■ Data supplied ■
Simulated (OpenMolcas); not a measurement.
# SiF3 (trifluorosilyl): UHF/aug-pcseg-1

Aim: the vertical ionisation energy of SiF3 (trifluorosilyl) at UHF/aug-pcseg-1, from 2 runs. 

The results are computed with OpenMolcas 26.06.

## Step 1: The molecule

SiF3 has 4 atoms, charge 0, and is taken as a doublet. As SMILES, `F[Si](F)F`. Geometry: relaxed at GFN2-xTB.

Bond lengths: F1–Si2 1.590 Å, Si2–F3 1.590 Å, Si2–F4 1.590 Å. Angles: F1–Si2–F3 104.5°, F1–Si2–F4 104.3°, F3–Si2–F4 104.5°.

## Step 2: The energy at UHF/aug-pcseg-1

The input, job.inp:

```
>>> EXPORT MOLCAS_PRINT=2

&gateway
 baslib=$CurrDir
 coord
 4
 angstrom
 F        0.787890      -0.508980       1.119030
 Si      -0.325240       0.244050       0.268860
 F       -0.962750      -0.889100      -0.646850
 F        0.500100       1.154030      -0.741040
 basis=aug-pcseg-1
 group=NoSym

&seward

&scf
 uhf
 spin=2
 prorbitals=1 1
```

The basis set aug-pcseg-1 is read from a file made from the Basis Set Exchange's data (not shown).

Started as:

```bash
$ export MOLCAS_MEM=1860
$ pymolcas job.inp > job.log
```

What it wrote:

■ Assigned task ■
Nothing in the records above may differ in your copy; retype them in full.

■ Written answer ■
Simulated (OpenMolcas); not a measurement.
# SiF3 (trifluorosilyl): UHF/aug-pcseg-1

Aim: the vertical ionisation energy of SiF3 (trifluorosilyl) at UHF/aug-pcseg-1, from 2 runs. 

The results are computed with OpenMolcas 26.06.

## Step 1: The molecule

SiF3 has 4 atoms, charge 0, and is taken as a doublet. As SMILES, `F[Si](F)F`. Geometry: relaxed at GFN2-xTB.

Bond lengths: F1–Si2 1.590 Å, Si2–F3 1.590 Å, Si2–F4 1.590 Å. Angles: F1–Si2–F3 104.5°, F1–Si2–F4 104.3°, F3–Si2–F4 104.5°.

## Step 2: The energy at UHF/aug-pcseg-1

The input, job.inp:

```
>>> EXPORT MOLCAS_PRINT=2

&gateway
 baslib=$CurrDir
 coord
 4
 angstrom
 F        0.787890      -0.508980       1.119030
 Si      -0.325240       0.244050       0.268860
 F       -0.962750      -0.889100      -0.646850
 F        0.500100       1.154030      -0.741040
 basis=aug-pcseg-1
 group=NoSym

&seward

&scf
 uhf
 spin=2
 prorbitals=1 1
```

The basis set aug-pcseg-1 is read from a file made from the Basis Set Exchange's data (not shown).

Started as:

```bash
$ export MOLCAS_MEM=1860
$ pymolcas job.inp > job.log
```

What it wrote:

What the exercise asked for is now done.